■ Supplied entries:
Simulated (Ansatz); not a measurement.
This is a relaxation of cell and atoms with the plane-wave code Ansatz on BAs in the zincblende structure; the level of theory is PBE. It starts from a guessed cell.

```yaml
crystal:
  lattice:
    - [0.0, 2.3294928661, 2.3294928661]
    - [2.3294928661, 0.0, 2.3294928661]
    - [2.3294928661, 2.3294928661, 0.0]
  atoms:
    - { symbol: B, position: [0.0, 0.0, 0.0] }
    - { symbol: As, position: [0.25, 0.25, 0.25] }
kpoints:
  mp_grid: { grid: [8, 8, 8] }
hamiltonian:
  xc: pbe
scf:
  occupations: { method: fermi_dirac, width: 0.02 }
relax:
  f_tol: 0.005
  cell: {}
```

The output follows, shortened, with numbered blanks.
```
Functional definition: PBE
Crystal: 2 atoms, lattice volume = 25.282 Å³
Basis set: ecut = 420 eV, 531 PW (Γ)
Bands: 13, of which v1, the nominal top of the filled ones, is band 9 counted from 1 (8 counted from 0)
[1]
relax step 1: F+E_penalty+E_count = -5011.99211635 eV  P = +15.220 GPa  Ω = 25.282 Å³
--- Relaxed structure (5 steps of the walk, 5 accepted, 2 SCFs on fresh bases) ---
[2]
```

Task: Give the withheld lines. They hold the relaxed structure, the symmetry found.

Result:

■ Work item:
What you return should be exactly the lines above, starting at the one with "This is a relaxation" and ending at the one with "Task: Give the", and nothing else.

■ Task output:
This is a relaxation of cell and atoms with the plane-wave code Ansatz on BAs in the zincblende structure; the level of theory is PBE. It starts from a guessed cell.

```yaml
crystal:
  lattice:
    - [0.0, 2.3294928661, 2.3294928661]
    - [2.3294928661, 0.0, 2.3294928661]
    - [2.3294928661, 2.3294928661, 0.0]
  atoms:
    - { symbol: B, position: [0.0, 0.0, 0.0] }
    - { symbol: As, position: [0.25, 0.25, 0.25] }
kpoints:
  mp_grid: { grid: [8, 8, 8] }
hamiltonian:
  xc: pbe
scf:
  occupations: { method: fermi_dirac, width: 0.02 }
relax:
  f_tol: 0.005
  cell: {}
```

The output follows, shortened, with numbered blanks.
```
Functional definition: PBE
Crystal: 2 atoms, lattice volume = 25.282 Å³
Basis set: ecut = 420 eV, 531 PW (Γ)
Bands: 13, of which v1, the nominal top of the filled ones, is band 9 counted from 1 (8 counted from 0)
[1]
relax step 1: F+E_penalty+E_count = -5011.99211635 eV  P = +15.220 GPa  Ω = 25.282 Å³
--- Relaxed structure (5 steps of the walk, 5 accepted, 2 SCFs on fresh bases) ---
[2]
```

Task: Give the withheld lines. They hold the relaxed structure, the symmetry found.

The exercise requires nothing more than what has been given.